■ Excerpted records:
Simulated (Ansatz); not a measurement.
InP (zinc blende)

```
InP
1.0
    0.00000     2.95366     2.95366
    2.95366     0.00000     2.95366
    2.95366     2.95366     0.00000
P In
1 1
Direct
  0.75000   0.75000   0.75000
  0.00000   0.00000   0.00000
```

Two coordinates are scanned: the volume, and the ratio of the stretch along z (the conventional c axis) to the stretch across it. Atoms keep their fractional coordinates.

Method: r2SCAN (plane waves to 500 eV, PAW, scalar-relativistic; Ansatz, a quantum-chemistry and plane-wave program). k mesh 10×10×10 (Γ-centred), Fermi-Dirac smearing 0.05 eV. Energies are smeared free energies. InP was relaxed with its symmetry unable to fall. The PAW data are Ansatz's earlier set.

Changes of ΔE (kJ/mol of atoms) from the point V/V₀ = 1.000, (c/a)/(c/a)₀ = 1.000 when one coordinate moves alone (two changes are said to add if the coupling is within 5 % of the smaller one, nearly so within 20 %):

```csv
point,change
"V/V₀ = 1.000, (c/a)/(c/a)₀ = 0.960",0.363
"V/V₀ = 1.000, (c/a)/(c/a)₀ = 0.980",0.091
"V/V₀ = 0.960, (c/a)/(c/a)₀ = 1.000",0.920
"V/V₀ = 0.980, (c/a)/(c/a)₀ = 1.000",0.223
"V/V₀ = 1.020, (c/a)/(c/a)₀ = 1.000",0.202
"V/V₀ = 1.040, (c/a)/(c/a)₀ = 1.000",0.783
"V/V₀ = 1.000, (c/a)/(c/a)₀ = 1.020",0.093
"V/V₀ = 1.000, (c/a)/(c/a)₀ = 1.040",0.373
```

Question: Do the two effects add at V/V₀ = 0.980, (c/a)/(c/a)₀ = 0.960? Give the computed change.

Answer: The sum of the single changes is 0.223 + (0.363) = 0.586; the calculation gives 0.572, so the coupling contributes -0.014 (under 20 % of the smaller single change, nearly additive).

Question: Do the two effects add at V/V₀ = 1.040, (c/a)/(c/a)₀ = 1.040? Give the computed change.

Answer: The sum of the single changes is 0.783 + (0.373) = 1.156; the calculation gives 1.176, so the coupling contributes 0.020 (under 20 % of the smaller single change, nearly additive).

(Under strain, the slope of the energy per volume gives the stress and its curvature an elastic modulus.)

■ Requirement:
Starting at the top of the listing above, repeat every line exactly until the line that contains "Method: r2SCAN (plane" has been repeated too.

■ Written solution:
Simulated (Ansatz); not a measurement.
InP (zinc blende)

```
InP
1.0
    0.00000     2.95366     2.95366
    2.95366     0.00000     2.95366
    2.95366     2.95366     0.00000
P In
1 1
Direct
  0.75000   0.75000   0.75000
  0.00000   0.00000   0.00000
```

Two coordinates are scanned: the volume, and the ratio of the stretch along z (the conventional c axis) to the stretch across it. Atoms keep their fractional coordinates.

Method: r2SCAN (plane waves to 500 eV, PAW, scalar-relativistic; Ansatz, a quantum-chemistry and plane-wave program). k mesh 10×10×10 (Γ-centred), Fermi-Dirac smearing 0.05 eV. Energies are smeared free energies. InP was relaxed with its symmetry unable to fall. The PAW data are Ansatz's earlier set.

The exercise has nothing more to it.